- [Brief]
Please give back the listing below in full. Change nothing.

- [Data supplied]
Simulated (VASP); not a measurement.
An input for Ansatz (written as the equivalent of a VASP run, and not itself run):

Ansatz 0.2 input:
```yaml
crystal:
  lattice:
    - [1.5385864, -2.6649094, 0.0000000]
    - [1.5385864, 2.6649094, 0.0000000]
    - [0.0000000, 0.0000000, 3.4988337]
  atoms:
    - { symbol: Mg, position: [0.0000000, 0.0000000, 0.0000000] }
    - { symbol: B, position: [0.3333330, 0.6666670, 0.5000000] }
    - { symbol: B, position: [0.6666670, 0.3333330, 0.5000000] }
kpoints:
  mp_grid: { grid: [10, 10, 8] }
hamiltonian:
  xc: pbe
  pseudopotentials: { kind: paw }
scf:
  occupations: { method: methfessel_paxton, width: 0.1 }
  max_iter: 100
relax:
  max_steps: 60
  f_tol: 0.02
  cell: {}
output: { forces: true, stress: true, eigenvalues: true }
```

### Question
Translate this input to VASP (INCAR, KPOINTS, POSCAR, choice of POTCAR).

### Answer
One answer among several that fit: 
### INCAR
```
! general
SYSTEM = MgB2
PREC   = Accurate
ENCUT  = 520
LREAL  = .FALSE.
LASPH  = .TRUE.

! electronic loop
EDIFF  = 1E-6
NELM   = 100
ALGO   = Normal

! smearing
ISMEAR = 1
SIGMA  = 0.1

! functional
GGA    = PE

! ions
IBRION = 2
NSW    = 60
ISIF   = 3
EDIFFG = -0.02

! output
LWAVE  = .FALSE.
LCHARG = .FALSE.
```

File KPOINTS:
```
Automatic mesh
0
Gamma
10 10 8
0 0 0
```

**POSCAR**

- [Task result]
Simulated (VASP); not a measurement.
An input for Ansatz (written as the equivalent of a VASP run, and not itself run):

Ansatz 0.2 input:
```yaml
crystal:
  lattice:
    - [1.5385864, -2.6649094, 0.0000000]
    - [1.5385864, 2.6649094, 0.0000000]
    - [0.0000000, 0.0000000, 3.4988337]
  atoms:
    - { symbol: Mg, position: [0.0000000, 0.0000000, 0.0000000] }
    - { symbol: B, position: [0.3333330, 0.6666670, 0.5000000] }
    - { symbol: B, position: [0.6666670, 0.3333330, 0.5000000] }
kpoints:
  mp_grid: { grid: [10, 10, 8] }
hamiltonian:
  xc: pbe
  pseudopotentials: { kind: paw }
scf:
  occupations: { method: methfessel_paxton, width: 0.1 }
  max_iter: 100
relax:
  max_steps: 60
  f_tol: 0.02
  cell: {}
output: { forces: true, stress: true, eigenvalues: true }
```

### Question
Translate this input to VASP (INCAR, KPOINTS, POSCAR, choice of POTCAR).

### Answer
One answer among several that fit: 
### INCAR
```
! general
SYSTEM = MgB2
PREC   = Accurate
ENCUT  = 520
LREAL  = .FALSE.
LASPH  = .TRUE.

! electronic loop
EDIFF  = 1E-6
NELM   = 100
ALGO   = Normal

! smearing
ISMEAR = 1
SIGMA  = 0.1

! functional
GGA    = PE

! ions
IBRION = 2
NSW    = 60
ISIF   = 3
EDIFFG = -0.02

! output
LWAVE  = .FALSE.
LCHARG = .FALSE.
```

File KPOINTS:
```
Automatic mesh
0
Gamma
10 10 8
0 0 0
```

**POSCAR**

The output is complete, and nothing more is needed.